§ Given records:

--- --- ---

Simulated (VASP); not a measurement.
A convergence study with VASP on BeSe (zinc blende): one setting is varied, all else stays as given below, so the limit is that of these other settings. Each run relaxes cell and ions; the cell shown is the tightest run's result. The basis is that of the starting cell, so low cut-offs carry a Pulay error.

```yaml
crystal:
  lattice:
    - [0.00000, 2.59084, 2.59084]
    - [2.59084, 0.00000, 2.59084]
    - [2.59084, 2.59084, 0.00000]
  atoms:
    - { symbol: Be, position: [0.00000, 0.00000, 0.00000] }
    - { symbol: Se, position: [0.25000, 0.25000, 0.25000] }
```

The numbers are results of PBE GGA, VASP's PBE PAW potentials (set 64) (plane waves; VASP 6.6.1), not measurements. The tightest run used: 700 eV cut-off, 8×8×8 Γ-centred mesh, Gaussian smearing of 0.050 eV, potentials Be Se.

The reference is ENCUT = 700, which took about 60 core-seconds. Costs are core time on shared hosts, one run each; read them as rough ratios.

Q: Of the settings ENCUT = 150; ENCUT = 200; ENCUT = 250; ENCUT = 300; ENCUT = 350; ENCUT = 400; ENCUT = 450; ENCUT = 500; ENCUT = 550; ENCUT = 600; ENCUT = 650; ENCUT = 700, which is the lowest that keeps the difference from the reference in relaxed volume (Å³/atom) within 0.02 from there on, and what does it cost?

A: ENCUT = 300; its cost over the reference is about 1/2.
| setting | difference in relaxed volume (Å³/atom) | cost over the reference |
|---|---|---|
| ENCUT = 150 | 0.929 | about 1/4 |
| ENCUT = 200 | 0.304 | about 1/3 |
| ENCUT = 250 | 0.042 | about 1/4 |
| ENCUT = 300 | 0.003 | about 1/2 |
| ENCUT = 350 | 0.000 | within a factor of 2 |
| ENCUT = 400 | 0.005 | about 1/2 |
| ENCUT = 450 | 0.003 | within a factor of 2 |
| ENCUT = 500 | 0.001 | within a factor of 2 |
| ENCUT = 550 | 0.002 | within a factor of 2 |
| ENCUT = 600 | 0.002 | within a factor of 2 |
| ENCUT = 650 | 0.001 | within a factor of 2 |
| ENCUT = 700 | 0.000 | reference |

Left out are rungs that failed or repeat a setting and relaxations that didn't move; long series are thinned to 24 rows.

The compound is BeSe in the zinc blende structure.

--- --- ---

§ Work order: Write out exactly the lines that fall from the line with "about 1/3 |" to the line with "Left out are" in the records above, keeping both ends.

§ Response area:
| ENCUT = 200 | 0.304 | about 1/3 |
| ENCUT = 250 | 0.042 | about 1/4 |
| ENCUT = 300 | 0.003 | about 1/2 |
| ENCUT = 350 | 0.000 | within a factor of 2 |
| ENCUT = 400 | 0.005 | about 1/2 |
| ENCUT = 450 | 0.003 | within a factor of 2 |
| ENCUT = 500 | 0.001 | within a factor of 2 |
| ENCUT = 550 | 0.002 | within a factor of 2 |
| ENCUT = 600 | 0.002 | within a factor of 2 |
| ENCUT = 650 | 0.001 | within a factor of 2 |
| ENCUT = 700 | 0.000 | reference |

Left out are rungs that failed or repeat a setting and relaxations that didn't move; long series are thinned to 24 rows.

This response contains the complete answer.